Starting at the first line of the data below, retype every line up to and including the one containing "The pressure is its mean diagonal, -0.44 GPa.".

——
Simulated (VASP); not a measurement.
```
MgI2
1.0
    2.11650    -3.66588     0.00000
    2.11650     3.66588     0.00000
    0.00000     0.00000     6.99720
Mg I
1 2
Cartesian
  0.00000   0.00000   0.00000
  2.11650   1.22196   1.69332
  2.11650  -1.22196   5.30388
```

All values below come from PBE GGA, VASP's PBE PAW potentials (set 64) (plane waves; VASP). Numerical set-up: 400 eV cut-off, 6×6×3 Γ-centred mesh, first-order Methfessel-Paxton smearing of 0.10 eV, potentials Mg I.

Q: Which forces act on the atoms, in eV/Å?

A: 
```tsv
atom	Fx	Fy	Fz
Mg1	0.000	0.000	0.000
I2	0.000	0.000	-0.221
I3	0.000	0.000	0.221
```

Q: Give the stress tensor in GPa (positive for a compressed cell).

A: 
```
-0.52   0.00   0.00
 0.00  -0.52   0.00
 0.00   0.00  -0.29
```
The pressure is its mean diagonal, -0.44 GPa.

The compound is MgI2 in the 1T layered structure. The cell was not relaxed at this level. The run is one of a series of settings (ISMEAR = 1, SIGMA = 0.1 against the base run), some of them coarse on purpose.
——

RESULT =>
Simulated (VASP); not a measurement.
```
MgI2
1.0
    2.11650    -3.66588     0.00000
    2.11650     3.66588     0.00000
    0.00000     0.00000     6.99720
Mg I
1 2
Cartesian
  0.00000   0.00000   0.00000
  2.11650   1.22196   1.69332
  2.11650  -1.22196   5.30388
```

All values below come from PBE GGA, VASP's PBE PAW potentials (set 64) (plane waves; VASP). Numerical set-up: 400 eV cut-off, 6×6×3 Γ-centred mesh, first-order Methfessel-Paxton smearing of 0.10 eV, potentials Mg I.

Q: Which forces act on the atoms, in eV/Å?

A: 
```tsv
atom	Fx	Fy	Fz
Mg1	0.000	0.000	0.000
I2	0.000	0.000	-0.221
I3	0.000	0.000	0.221
```

Q: Give the stress tensor in GPa (positive for a compressed cell).

A: 
```
-0.52   0.00   0.00
 0.00  -0.52   0.00
 0.00   0.00  -0.29
```
The pressure is its mean diagonal, -0.44 GPa.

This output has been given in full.